_Work order_:
Below are records; please set down exactly the lines from the first through the one containing "A: 14.8 mEh".

_Exercise data_:
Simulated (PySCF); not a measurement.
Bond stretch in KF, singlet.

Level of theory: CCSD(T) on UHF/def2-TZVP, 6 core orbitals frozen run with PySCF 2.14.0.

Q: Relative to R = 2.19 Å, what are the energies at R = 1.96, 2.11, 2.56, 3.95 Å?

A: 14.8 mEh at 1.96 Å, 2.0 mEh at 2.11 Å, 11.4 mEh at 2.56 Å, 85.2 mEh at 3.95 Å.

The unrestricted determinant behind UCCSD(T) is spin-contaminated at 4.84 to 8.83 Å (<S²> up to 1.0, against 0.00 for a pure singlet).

_Worked solution_:
Simulated (PySCF); not a measurement.
Bond stretch in KF, singlet.

Level of theory: CCSD(T) on UHF/def2-TZVP, 6 core orbitals frozen run with PySCF 2.14.0.

Q: Relative to R = 2.19 Å, what are the energies at R = 1.96, 2.11, 2.56, 3.95 Å?

A: 14.8 mEh at 1.96 Å, 2.0 mEh at 2.11 Å, 11.4 mEh at 2.56 Å, 85.2 mEh at 3.95 Å.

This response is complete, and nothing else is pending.